> [Work instruction]: Find the line with "PySCF, gas phase, ωB97X-D3(BJ)/def2-SVP" and the line with "Task: H₃C–C⁺=CH–CH₃ → H₂C⁺–CH=CH–CH₃" in the entries below; output exactly those two lines, every line between them, and no others.

Start of Record set
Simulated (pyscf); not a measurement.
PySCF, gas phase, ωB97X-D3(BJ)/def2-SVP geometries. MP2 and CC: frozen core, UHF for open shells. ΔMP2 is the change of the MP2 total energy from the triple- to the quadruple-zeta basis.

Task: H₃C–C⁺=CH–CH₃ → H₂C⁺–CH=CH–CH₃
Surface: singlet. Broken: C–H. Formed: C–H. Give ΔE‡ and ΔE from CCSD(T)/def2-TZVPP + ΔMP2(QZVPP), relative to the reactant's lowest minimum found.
End of Record set

> [Worked solution]:
PySCF, gas phase, ωB97X-D3(BJ)/def2-SVP geometries. MP2 and CC: frozen core, UHF for open shells. ΔMP2 is the change of the MP2 total energy from the triple- to the quadruple-zeta basis.

Task: H₃C–C⁺=CH–CH₃ → H₂C⁺–CH=CH–CH₃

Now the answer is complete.